**TASK ITEM:**
Each entry here needs to be given again exactly.

------------------------------------------------

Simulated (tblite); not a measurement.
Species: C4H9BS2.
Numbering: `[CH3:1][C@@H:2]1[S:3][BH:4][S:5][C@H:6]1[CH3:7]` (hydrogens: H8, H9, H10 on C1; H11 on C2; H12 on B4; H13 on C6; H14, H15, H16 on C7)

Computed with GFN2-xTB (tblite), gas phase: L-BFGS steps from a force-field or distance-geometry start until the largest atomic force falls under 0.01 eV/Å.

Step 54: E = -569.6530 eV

------------------------------------------------

**RESPONSE:**
Simulated (tblite); not a measurement.
Species: C4H9BS2.
Numbering: `[CH3:1][C@@H:2]1[S:3][BH:4][S:5][C@H:6]1[CH3:7]` (hydrogens: H8, H9, H10 on C1; H11 on C2; H12 on B4; H13 on C6; H14, H15, H16 on C7)

Computed with GFN2-xTB (tblite), gas phase: L-BFGS steps from a force-field or distance-geometry start until the largest atomic force falls under 0.01 eV/Å.

Step 54: E = -569.6530 eV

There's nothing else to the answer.